» RECORDS SUPPLIED:
★ ★ ★ ★

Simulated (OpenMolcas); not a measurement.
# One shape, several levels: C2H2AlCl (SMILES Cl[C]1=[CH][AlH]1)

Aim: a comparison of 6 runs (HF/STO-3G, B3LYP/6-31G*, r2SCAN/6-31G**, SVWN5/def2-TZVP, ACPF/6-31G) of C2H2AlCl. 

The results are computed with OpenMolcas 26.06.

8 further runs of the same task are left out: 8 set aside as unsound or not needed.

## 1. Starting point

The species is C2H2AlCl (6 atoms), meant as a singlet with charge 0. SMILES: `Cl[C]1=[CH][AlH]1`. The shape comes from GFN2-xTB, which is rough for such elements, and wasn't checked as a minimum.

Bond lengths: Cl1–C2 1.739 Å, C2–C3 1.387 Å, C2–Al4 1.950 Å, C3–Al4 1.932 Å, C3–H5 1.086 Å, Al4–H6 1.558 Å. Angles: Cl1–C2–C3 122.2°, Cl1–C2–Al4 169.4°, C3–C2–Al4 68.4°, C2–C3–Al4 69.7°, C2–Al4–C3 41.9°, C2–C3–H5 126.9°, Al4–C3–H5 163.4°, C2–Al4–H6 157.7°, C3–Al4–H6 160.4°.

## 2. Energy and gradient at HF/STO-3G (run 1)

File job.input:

★ ★ ★ ★

Return all of the data exactly as it reads.

Simulated (OpenMolcas); not a measurement.
# One shape, several levels: C2H2AlCl (SMILES Cl[C]1=[CH][AlH]1)

Aim: a comparison of 6 runs (HF/STO-3G, B3LYP/6-31G*, r2SCAN/6-31G**, SVWN5/def2-TZVP, ACPF/6-31G) of C2H2AlCl. 

The results are computed with OpenMolcas 26.06.

8 further runs of the same task are left out: 8 set aside as unsound or not needed.

## 1. Starting point

The species is C2H2AlCl (6 atoms), meant as a singlet with charge 0. SMILES: `Cl[C]1=[CH][AlH]1`. The shape comes from GFN2-xTB, which is rough for such elements, and wasn't checked as a minimum.

Bond lengths: Cl1–C2 1.739 Å, C2–C3 1.387 Å, C2–Al4 1.950 Å, C3–Al4 1.932 Å, C3–H5 1.086 Å, Al4–H6 1.558 Å. Angles: Cl1–C2–C3 122.2°, Cl1–C2–Al4 169.4°, C3–C2–Al4 68.4°, C2–C3–Al4 69.7°, C2–Al4–C3 41.9°, C2–C3–H5 126.9°, Al4–C3–H5 163.4°, C2–Al4–H6 157.7°, C3–Al4–H6 160.4°.

## 2. Energy and gradient at HF/STO-3G (run 1)

File job.input:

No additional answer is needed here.